▶ [Work order]: Print, from the listing below, the lines starting at the line containing "(3) What does it give for the pressure?" and ending at the line containing "(1) 1.378 eV/Å.", exactly as they stand, and print nothing else.

▶ [Data]:
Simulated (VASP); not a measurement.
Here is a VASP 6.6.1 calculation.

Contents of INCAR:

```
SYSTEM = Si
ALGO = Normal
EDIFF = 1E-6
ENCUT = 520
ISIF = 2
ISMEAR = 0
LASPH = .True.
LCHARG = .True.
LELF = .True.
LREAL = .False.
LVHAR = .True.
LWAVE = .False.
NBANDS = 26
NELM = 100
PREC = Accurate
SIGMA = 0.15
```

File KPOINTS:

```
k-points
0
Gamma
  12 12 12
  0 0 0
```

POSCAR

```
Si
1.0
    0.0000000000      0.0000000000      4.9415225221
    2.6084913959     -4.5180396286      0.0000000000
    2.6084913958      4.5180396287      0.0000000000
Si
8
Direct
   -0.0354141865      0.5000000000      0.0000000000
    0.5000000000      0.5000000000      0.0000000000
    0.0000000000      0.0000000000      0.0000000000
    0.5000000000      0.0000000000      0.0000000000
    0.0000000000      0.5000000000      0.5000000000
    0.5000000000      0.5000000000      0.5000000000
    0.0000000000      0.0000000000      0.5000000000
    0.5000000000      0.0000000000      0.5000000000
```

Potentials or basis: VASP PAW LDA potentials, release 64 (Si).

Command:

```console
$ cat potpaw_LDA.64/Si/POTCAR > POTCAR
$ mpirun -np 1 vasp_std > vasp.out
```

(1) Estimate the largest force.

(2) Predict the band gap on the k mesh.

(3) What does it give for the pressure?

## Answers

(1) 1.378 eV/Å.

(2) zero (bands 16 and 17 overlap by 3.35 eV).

▶ [Response area]:
(3) What does it give for the pressure?

## Answers

(1) 1.378 eV/Å.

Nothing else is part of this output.